[Extracted information]

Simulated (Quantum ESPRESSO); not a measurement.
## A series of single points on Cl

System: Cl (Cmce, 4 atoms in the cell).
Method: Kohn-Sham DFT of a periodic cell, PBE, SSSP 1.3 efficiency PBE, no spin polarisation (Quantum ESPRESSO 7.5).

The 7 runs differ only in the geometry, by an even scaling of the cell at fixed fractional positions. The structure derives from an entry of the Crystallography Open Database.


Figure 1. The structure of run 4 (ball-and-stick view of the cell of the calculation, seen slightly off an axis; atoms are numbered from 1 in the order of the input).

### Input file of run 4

[/Extracted information]

**Assigned task:** Repeat, word for word, the lines above between the line holding "Method: Kohn-Sham DFT" and the line holding "Figure 1. The", inclusive; omit everything else.

**Answer area:**
Method: Kohn-Sham DFT of a periodic cell, PBE, SSSP 1.3 efficiency PBE, no spin polarisation (Quantum ESPRESSO 7.5).

The 7 runs differ only in the geometry, by an even scaling of the cell at fixed fractional positions. The structure derives from an entry of the Crystallography Open Database.


Figure 1. The structure of run 4 (ball-and-stick view of the cell of the calculation, seen slightly off an axis; atoms are numbered from 1 in the order of the input).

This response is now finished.